------------------------------------------------------------------------
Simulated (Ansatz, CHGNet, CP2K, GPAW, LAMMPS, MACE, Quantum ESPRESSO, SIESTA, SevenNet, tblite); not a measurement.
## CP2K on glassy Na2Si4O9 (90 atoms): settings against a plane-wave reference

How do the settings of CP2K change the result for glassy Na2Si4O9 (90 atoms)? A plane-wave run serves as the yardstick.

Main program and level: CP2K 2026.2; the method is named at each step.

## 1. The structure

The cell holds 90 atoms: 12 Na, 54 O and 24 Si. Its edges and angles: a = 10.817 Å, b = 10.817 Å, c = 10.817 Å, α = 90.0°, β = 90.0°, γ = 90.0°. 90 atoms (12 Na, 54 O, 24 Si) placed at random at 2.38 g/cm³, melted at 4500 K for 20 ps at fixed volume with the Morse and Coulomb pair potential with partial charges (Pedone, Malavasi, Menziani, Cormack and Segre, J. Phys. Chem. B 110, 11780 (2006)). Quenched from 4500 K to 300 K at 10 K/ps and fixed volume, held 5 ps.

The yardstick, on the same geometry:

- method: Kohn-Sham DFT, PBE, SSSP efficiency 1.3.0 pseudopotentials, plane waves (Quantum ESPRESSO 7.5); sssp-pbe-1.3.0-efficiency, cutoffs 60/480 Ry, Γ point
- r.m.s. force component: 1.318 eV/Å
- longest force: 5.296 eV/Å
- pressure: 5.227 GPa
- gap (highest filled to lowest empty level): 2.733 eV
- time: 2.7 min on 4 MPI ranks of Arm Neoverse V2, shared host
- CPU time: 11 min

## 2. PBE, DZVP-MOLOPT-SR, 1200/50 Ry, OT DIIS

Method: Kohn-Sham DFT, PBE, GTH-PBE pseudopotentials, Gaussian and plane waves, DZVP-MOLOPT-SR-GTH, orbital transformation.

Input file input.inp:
------------------------------------------------------------------------

ASSIGNED TASK | Within the material above, transcribe exactly the lines that run from the line holding "- pressure: 5.227 GPa" through the line holding "Method: Kohn-Sham DFT, PBE, GTH-PBE".

WRITTEN ANSWER |
- pressure: 5.227 GPa
- gap (highest filled to lowest empty level): 2.733 eV
- time: 2.7 min on 4 MPI ranks of Arm Neoverse V2, shared host
- CPU time: 11 min

## 2. PBE, DZVP-MOLOPT-SR, 1200/50 Ry, OT DIIS

Method: Kohn-Sham DFT, PBE, GTH-PBE pseudopotentials, Gaussian and plane waves, DZVP-MOLOPT-SR-GTH, orbital transformation.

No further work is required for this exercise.